▼

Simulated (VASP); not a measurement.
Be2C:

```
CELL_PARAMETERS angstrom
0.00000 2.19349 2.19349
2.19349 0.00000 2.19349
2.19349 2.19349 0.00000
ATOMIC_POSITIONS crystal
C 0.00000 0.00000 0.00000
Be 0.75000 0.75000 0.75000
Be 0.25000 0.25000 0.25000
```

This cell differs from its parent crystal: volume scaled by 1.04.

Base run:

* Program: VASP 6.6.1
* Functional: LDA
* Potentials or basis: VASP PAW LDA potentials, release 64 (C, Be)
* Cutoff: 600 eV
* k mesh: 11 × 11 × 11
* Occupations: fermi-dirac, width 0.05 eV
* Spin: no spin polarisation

▲

▶ **ACTIVITY**
Print out the whole of the material above exactly as it stands.

▶ **WRITTEN RESPONSE**
Simulated (VASP); not a measurement.
Be2C:

```
CELL_PARAMETERS angstrom
0.00000 2.19349 2.19349
2.19349 0.00000 2.19349
2.19349 2.19349 0.00000
ATOMIC_POSITIONS crystal
C 0.00000 0.00000 0.00000
Be 0.75000 0.75000 0.75000
Be 0.25000 0.25000 0.25000
```

This cell differs from its parent crystal: volume scaled by 1.04.

Base run:

* Program: VASP 6.6.1
* Functional: LDA
* Potentials or basis: VASP PAW LDA potentials, release 64 (C, Be)
* Cutoff: 600 eV
* k mesh: 11 × 11 × 11
* Occupations: fermi-dirac, width 0.05 eV
* Spin: no spin polarisation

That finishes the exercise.